Supplied data »
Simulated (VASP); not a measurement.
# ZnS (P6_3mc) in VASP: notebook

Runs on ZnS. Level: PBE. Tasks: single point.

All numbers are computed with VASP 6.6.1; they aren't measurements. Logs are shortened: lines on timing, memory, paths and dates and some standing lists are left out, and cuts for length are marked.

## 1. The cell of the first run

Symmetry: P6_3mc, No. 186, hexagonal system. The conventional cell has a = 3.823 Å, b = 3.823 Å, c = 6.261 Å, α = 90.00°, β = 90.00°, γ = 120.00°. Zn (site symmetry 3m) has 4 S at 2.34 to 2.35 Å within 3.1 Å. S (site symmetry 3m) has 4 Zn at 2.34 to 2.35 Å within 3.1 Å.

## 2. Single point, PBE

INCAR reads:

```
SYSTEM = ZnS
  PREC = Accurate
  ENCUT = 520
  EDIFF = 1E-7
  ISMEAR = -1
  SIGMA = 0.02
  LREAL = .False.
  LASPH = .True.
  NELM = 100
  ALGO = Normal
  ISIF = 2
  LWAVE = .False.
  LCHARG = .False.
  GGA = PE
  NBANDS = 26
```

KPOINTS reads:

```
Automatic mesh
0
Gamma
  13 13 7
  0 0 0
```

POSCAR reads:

Assigned task »
Please set down the whole listing above without altering a single line.

Written solution »
Simulated (VASP); not a measurement.
# ZnS (P6_3mc) in VASP: notebook

Runs on ZnS. Level: PBE. Tasks: single point.

All numbers are computed with VASP 6.6.1; they aren't measurements. Logs are shortened: lines on timing, memory, paths and dates and some standing lists are left out, and cuts for length are marked.

## 1. The cell of the first run

Symmetry: P6_3mc, No. 186, hexagonal system. The conventional cell has a = 3.823 Å, b = 3.823 Å, c = 6.261 Å, α = 90.00°, β = 90.00°, γ = 120.00°. Zn (site symmetry 3m) has 4 S at 2.34 to 2.35 Å within 3.1 Å. S (site symmetry 3m) has 4 Zn at 2.34 to 2.35 Å within 3.1 Å.

## 2. Single point, PBE

INCAR reads:

```
SYSTEM = ZnS
  PREC = Accurate
  ENCUT = 520
  EDIFF = 1E-7
  ISMEAR = -1
  SIGMA = 0.02
  LREAL = .False.
  LASPH = .True.
  NELM = 100
  ALGO = Normal
  ISIF = 2
  LWAVE = .False.
  LCHARG = .False.
  GGA = PE
  NBANDS = 26
```

KPOINTS reads:

```
Automatic mesh
0
Gamma
  13 13 7
  0 0 0
```

POSCAR reads:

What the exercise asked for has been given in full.